▸ **Work order**: Transcribe the records below exactly as written, from the opening line through the line that contains "E0 = 7.89 meV".

════

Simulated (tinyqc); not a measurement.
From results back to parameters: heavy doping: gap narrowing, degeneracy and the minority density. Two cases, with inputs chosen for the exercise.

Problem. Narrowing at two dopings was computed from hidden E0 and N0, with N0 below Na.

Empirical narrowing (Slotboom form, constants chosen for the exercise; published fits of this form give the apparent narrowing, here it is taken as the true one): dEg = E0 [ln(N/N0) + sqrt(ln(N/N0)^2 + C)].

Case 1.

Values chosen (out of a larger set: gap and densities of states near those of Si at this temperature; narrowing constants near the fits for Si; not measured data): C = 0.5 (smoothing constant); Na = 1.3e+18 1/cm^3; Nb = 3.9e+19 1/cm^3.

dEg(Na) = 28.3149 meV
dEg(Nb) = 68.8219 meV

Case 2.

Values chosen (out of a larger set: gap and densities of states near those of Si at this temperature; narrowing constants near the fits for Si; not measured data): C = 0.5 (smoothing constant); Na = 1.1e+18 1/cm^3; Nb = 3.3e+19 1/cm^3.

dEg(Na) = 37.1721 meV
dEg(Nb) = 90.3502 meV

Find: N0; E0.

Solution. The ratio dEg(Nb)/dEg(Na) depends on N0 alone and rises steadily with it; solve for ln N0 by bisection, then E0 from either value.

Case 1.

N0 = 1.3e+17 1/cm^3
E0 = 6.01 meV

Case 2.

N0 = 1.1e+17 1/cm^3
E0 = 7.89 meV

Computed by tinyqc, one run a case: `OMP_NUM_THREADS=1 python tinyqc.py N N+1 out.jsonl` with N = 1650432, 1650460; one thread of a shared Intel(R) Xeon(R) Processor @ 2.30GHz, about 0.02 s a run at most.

════

▸ **Exercise solution**:
Simulated (tinyqc); not a measurement.
From results back to parameters: heavy doping: gap narrowing, degeneracy and the minority density. Two cases, with inputs chosen for the exercise.

Problem. Narrowing at two dopings was computed from hidden E0 and N0, with N0 below Na.

Empirical narrowing (Slotboom form, constants chosen for the exercise; published fits of this form give the apparent narrowing, here it is taken as the true one): dEg = E0 [ln(N/N0) + sqrt(ln(N/N0)^2 + C)].

Case 1.

Values chosen (out of a larger set: gap and densities of states near those of Si at this temperature; narrowing constants near the fits for Si; not measured data): C = 0.5 (smoothing constant); Na = 1.3e+18 1/cm^3; Nb = 3.9e+19 1/cm^3.

dEg(Na) = 28.3149 meV
dEg(Nb) = 68.8219 meV

Case 2.

Values chosen (out of a larger set: gap and densities of states near those of Si at this temperature; narrowing constants near the fits for Si; not measured data): C = 0.5 (smoothing constant); Na = 1.1e+18 1/cm^3; Nb = 3.3e+19 1/cm^3.

dEg(Na) = 37.1721 meV
dEg(Nb) = 90.3502 meV

Find: N0; E0.

Solution. The ratio dEg(Nb)/dEg(Na) depends on N0 alone and rises steadily with it; solve for ln N0 by bisection, then E0 from either value.

Case 1.

N0 = 1.3e+17 1/cm^3
E0 = 6.01 meV

Case 2.

N0 = 1.1e+17 1/cm^3
E0 = 7.89 meV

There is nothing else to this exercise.